ASSIGNMENT
Write each line again exactly as it is, from the opening line of the records below through the one containing "4p6 4d2 5s2 |", and add nothing.

DATASET
.....
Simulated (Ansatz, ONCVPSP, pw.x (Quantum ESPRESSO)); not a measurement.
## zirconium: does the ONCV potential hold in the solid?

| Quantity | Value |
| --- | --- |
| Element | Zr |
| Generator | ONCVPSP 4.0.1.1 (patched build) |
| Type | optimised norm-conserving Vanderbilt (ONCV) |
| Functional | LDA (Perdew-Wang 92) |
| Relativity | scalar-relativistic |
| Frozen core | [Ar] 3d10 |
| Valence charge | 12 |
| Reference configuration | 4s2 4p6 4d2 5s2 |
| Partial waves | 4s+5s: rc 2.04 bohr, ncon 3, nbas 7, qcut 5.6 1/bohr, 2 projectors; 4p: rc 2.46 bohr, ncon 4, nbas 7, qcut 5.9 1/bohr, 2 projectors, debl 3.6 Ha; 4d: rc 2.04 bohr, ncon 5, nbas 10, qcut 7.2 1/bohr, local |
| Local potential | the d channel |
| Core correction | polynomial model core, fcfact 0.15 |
.....

ANSWER SECTION
Simulated (Ansatz, ONCVPSP, pw.x (Quantum ESPRESSO)); not a measurement.
## zirconium: does the ONCV potential hold in the solid?

| Quantity | Value |
| --- | --- |
| Element | Zr |
| Generator | ONCVPSP 4.0.1.1 (patched build) |
| Type | optimised norm-conserving Vanderbilt (ONCV) |
| Functional | LDA (Perdew-Wang 92) |
| Relativity | scalar-relativistic |
| Frozen core | [Ar] 3d10 |
| Valence charge | 12 |
| Reference configuration | 4s2 4p6 4d2 5s2 |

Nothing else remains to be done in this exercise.